WORK INSTRUCTION: Give the entries again, precisely as they were written.

DATA:
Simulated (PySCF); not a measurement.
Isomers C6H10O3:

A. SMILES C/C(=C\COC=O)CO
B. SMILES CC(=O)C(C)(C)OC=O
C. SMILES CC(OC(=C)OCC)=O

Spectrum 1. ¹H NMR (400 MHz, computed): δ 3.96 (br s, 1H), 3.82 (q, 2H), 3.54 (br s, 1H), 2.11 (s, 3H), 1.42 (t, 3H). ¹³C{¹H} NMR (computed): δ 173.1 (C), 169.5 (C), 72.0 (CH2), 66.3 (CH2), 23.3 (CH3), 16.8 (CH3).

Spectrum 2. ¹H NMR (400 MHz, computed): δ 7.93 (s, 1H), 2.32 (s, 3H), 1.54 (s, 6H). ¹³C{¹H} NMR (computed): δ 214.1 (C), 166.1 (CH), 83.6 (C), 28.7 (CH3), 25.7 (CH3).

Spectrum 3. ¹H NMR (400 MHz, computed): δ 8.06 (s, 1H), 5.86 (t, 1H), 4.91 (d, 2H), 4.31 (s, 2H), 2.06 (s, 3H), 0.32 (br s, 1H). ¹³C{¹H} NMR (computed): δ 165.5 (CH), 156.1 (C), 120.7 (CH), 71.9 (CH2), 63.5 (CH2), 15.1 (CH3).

EXERCISE RESULT:
Simulated (PySCF); not a measurement.
Isomers C6H10O3:

A. SMILES C/C(=C\COC=O)CO
B. SMILES CC(=O)C(C)(C)OC=O
C. SMILES CC(OC(=C)OCC)=O

Spectrum 1. ¹H NMR (400 MHz, computed): δ 3.96 (br s, 1H), 3.82 (q, 2H), 3.54 (br s, 1H), 2.11 (s, 3H), 1.42 (t, 3H). ¹³C{¹H} NMR (computed): δ 173.1 (C), 169.5 (C), 72.0 (CH2), 66.3 (CH2), 23.3 (CH3), 16.8 (CH3).

Spectrum 2. ¹H NMR (400 MHz, computed): δ 7.93 (s, 1H), 2.32 (s, 3H), 1.54 (s, 6H). ¹³C{¹H} NMR (computed): δ 214.1 (C), 166.1 (CH), 83.6 (C), 28.7 (CH3), 25.7 (CH3).

Spectrum 3. ¹H NMR (400 MHz, computed): δ 8.06 (s, 1H), 5.86 (t, 1H), 4.91 (d, 2H), 4.31 (s, 2H), 2.06 (s, 3H), 0.32 (br s, 1H). ¹³C{¹H} NMR (computed): δ 165.5 (CH), 156.1 (C), 120.7 (CH), 71.9 (CH2), 63.5 (CH2), 15.1 (CH3).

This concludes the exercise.